[Extracted entries]
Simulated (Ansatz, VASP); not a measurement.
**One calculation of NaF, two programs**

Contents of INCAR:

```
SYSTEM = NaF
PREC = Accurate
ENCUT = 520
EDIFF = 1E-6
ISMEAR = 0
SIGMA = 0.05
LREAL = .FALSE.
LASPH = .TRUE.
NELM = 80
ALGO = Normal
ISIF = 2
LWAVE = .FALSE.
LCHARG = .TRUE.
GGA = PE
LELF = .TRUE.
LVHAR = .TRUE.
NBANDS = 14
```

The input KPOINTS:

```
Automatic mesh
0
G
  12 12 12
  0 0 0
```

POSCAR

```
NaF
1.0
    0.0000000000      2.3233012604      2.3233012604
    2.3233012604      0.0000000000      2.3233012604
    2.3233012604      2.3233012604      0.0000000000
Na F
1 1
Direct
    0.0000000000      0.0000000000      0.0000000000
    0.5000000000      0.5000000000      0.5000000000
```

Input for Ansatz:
[/Extracted entries]

### Assigned task
Please transcribe all of the entries precisely.

### Answer space
Simulated (Ansatz, VASP); not a measurement.
**One calculation of NaF, two programs**

Contents of INCAR:

```
SYSTEM = NaF
PREC = Accurate
ENCUT = 520
EDIFF = 1E-6
ISMEAR = 0
SIGMA = 0.05
LREAL = .FALSE.
LASPH = .TRUE.
NELM = 80
ALGO = Normal
ISIF = 2
LWAVE = .FALSE.
LCHARG = .TRUE.
GGA = PE
LELF = .TRUE.
LVHAR = .TRUE.
NBANDS = 14
```

The input KPOINTS:

```
Automatic mesh
0
G
  12 12 12
  0 0 0
```

POSCAR

```
NaF
1.0
    0.0000000000      2.3233012604      2.3233012604
    2.3233012604      0.0000000000      2.3233012604
    2.3233012604      2.3233012604      0.0000000000
Na F
1 1
Direct
    0.0000000000      0.0000000000      0.0000000000
    0.5000000000      0.5000000000      0.5000000000
```

Input for Ansatz:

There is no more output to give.